### Brief
Transcribe the data underneath exactly, keeping every word in place.

++++

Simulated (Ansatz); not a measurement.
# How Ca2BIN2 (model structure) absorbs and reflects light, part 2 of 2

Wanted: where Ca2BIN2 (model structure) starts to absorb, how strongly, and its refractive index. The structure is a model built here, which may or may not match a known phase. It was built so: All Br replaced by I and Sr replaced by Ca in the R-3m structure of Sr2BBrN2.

++++

### Written answer
Simulated (Ansatz); not a measurement.
# How Ca2BIN2 (model structure) absorbs and reflects light, part 2 of 2

Wanted: where Ca2BIN2 (model structure) starts to absorb, how strongly, and its refractive index. The structure is a model built here, which may or may not match a known phase. It was built so: All Br replaced by I and Sr replaced by Ca in the R-3m structure of Sr2BBrN2.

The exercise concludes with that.